Segment Open
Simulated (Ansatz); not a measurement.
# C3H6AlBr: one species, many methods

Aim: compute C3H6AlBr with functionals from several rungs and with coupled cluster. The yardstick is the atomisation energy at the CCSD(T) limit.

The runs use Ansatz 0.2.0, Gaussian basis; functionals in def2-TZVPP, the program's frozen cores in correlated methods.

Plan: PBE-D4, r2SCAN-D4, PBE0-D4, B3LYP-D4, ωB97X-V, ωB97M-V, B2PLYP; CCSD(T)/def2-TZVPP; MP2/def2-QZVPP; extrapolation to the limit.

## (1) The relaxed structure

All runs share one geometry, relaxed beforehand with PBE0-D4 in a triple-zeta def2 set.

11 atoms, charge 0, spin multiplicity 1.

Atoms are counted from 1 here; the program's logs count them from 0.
Segment Closed

All of the entries above need to be set down again exactly.

- [TASK RESULT]:
Simulated (Ansatz); not a measurement.
# C3H6AlBr: one species, many methods

Aim: compute C3H6AlBr with functionals from several rungs and with coupled cluster. The yardstick is the atomisation energy at the CCSD(T) limit.

The runs use Ansatz 0.2.0, Gaussian basis; functionals in def2-TZVPP, the program's frozen cores in correlated methods.

Plan: PBE-D4, r2SCAN-D4, PBE0-D4, B3LYP-D4, ωB97X-V, ωB97M-V, B2PLYP; CCSD(T)/def2-TZVPP; MP2/def2-QZVPP; extrapolation to the limit.

## (1) The relaxed structure

All runs share one geometry, relaxed beforehand with PBE0-D4 in a triple-zeta def2 set.

11 atoms, charge 0, spin multiplicity 1.

Atoms are counted from 1 here; the program's logs count them from 0.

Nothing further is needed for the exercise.